========================

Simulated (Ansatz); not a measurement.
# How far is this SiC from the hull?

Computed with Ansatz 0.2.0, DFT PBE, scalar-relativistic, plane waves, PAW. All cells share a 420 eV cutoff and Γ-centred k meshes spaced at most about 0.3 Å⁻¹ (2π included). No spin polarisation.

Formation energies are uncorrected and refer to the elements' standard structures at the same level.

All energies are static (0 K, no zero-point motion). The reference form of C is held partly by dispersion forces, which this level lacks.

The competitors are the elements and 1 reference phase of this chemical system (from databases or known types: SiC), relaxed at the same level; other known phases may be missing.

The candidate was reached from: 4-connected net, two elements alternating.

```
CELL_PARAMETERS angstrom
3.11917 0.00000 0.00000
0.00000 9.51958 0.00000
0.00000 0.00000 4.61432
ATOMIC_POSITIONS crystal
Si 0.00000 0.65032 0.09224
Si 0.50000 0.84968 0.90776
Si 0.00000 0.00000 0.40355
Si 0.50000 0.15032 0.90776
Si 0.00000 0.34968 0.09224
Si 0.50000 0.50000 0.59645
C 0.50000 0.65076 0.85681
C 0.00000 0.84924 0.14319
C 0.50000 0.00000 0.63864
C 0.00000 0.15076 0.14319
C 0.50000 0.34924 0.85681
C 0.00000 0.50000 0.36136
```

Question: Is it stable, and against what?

========================

:: Exercise ::
Both end lines included, restate word for word the lines above from the line with "Formation energies are" to the line with "All energies are", and nothing else.

:: Written solution ::
Formation energies are uncorrected and refer to the elements' standard structures at the same level.

All energies are static (0 K, no zero-point motion). The reference form of C is held partly by dispersion forces, which this level lacks.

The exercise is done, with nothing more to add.